=== Entries provided ===
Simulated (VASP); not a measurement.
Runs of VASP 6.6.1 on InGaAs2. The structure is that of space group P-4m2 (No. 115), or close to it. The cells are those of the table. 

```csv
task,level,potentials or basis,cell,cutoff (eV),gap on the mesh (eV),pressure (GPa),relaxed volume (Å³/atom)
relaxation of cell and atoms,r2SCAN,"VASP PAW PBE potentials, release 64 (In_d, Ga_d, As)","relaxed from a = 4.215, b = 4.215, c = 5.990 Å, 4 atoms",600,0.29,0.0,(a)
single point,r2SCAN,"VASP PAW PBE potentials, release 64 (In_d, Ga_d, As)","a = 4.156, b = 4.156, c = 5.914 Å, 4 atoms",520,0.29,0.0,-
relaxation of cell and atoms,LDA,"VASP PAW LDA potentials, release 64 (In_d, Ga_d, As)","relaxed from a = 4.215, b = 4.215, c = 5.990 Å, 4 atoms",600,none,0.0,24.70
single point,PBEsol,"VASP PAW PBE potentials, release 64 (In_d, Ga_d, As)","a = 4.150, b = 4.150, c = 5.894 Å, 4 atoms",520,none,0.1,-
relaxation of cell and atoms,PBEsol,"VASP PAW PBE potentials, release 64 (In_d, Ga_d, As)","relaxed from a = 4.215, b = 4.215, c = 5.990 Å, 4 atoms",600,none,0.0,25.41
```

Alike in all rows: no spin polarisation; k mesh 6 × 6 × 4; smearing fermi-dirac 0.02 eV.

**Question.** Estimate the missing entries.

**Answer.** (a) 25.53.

=== Task item ===
The entries above must be written out again exactly as they are.

=== Response ===
Simulated (VASP); not a measurement.
Runs of VASP 6.6.1 on InGaAs2. The structure is that of space group P-4m2 (No. 115), or close to it. The cells are those of the table. 

```csv
task,level,potentials or basis,cell,cutoff (eV),gap on the mesh (eV),pressure (GPa),relaxed volume (Å³/atom)
relaxation of cell and atoms,r2SCAN,"VASP PAW PBE potentials, release 64 (In_d, Ga_d, As)","relaxed from a = 4.215, b = 4.215, c = 5.990 Å, 4 atoms",600,0.29,0.0,(a)
single point,r2SCAN,"VASP PAW PBE potentials, release 64 (In_d, Ga_d, As)","a = 4.156, b = 4.156, c = 5.914 Å, 4 atoms",520,0.29,0.0,-
relaxation of cell and atoms,LDA,"VASP PAW LDA potentials, release 64 (In_d, Ga_d, As)","relaxed from a = 4.215, b = 4.215, c = 5.990 Å, 4 atoms",600,none,0.0,24.70
single point,PBEsol,"VASP PAW PBE potentials, release 64 (In_d, Ga_d, As)","a = 4.150, b = 4.150, c = 5.894 Å, 4 atoms",520,none,0.1,-
relaxation of cell and atoms,PBEsol,"VASP PAW PBE potentials, release 64 (In_d, Ga_d, As)","relaxed from a = 4.215, b = 4.215, c = 5.990 Å, 4 atoms",600,none,0.0,25.41
```

Alike in all rows: no spin polarisation; k mesh 6 × 6 × 4; smearing fermi-dirac 0.02 eV.

**Question.** Estimate the missing entries.

**Answer.** (a) 25.53.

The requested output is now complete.